WORK TASK:
Reproduce the entries from their first line up to and including the line with "The cores are". Leave out everything after it.

RECORD SET:
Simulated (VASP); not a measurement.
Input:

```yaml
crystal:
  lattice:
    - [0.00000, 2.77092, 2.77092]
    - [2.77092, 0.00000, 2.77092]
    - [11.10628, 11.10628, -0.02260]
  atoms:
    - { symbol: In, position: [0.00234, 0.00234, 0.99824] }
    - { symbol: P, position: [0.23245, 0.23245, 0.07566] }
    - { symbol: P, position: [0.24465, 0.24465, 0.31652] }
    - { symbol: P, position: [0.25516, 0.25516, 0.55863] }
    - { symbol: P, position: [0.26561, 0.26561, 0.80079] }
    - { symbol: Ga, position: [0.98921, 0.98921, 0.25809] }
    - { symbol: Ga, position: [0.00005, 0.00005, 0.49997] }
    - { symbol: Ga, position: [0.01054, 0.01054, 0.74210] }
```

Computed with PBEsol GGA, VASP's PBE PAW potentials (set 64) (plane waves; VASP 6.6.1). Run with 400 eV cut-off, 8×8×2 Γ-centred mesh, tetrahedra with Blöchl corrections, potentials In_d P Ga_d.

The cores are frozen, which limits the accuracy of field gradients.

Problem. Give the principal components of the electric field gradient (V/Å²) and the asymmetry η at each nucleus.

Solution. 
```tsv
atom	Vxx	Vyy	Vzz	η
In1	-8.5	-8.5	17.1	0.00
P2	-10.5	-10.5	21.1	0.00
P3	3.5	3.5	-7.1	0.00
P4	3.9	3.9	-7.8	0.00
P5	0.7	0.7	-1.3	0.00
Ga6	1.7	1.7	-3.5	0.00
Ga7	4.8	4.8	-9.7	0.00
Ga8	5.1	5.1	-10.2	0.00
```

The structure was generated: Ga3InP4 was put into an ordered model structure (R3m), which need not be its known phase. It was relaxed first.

EXPECTED ANSWER:
Simulated (VASP); not a measurement.
Input:

```yaml
crystal:
  lattice:
    - [0.00000, 2.77092, 2.77092]
    - [2.77092, 0.00000, 2.77092]
    - [11.10628, 11.10628, -0.02260]
  atoms:
    - { symbol: In, position: [0.00234, 0.00234, 0.99824] }
    - { symbol: P, position: [0.23245, 0.23245, 0.07566] }
    - { symbol: P, position: [0.24465, 0.24465, 0.31652] }
    - { symbol: P, position: [0.25516, 0.25516, 0.55863] }
    - { symbol: P, position: [0.26561, 0.26561, 0.80079] }
    - { symbol: Ga, position: [0.98921, 0.98921, 0.25809] }
    - { symbol: Ga, position: [0.00005, 0.00005, 0.49997] }
    - { symbol: Ga, position: [0.01054, 0.01054, 0.74210] }
```

Computed with PBEsol GGA, VASP's PBE PAW potentials (set 64) (plane waves; VASP 6.6.1). Run with 400 eV cut-off, 8×8×2 Γ-centred mesh, tetrahedra with Blöchl corrections, potentials In_d P Ga_d.

The cores are frozen, which limits the accuracy of field gradients.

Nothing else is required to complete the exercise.